*Source information*
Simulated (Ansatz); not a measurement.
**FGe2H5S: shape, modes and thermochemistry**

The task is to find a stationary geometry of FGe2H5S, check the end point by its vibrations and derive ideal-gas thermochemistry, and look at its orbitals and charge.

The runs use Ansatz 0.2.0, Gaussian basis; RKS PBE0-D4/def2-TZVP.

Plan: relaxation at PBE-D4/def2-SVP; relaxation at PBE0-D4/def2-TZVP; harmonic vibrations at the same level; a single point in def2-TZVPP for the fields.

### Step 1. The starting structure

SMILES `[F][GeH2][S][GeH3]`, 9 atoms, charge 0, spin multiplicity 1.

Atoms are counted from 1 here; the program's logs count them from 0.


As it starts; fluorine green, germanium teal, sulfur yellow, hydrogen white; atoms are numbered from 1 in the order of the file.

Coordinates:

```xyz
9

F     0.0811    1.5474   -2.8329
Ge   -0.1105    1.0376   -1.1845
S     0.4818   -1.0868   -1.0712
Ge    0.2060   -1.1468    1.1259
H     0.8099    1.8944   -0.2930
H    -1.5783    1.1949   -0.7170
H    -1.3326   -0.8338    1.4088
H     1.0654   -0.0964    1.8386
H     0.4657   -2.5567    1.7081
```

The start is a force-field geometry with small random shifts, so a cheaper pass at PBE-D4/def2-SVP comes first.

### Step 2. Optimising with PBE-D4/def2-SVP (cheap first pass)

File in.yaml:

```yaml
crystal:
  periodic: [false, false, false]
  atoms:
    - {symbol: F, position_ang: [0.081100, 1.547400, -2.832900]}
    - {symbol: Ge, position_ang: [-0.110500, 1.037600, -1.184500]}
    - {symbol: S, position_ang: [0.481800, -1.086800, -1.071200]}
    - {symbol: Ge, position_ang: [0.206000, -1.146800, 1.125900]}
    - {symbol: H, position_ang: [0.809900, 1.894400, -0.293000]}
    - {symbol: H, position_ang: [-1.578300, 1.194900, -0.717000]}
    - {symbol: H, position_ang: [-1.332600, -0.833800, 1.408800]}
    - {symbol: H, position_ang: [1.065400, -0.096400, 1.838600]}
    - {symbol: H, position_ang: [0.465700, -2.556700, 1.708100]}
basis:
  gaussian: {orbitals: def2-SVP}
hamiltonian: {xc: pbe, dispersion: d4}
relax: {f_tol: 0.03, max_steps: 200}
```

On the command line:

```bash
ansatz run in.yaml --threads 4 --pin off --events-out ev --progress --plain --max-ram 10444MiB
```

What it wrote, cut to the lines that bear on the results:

*Work request*
Nothing but the lines from the first line of the listing above through the line holding "Plan: relaxation at" should be reproduced, and each must match exactly.

*Exercise answer*
Simulated (Ansatz); not a measurement.
**FGe2H5S: shape, modes and thermochemistry**

The task is to find a stationary geometry of FGe2H5S, check the end point by its vibrations and derive ideal-gas thermochemistry, and look at its orbitals and charge.

The runs use Ansatz 0.2.0, Gaussian basis; RKS PBE0-D4/def2-TZVP.

Plan: relaxation at PBE-D4/def2-SVP; relaxation at PBE0-D4/def2-TZVP; harmonic vibrations at the same level; a single point in def2-TZVPP for the fields.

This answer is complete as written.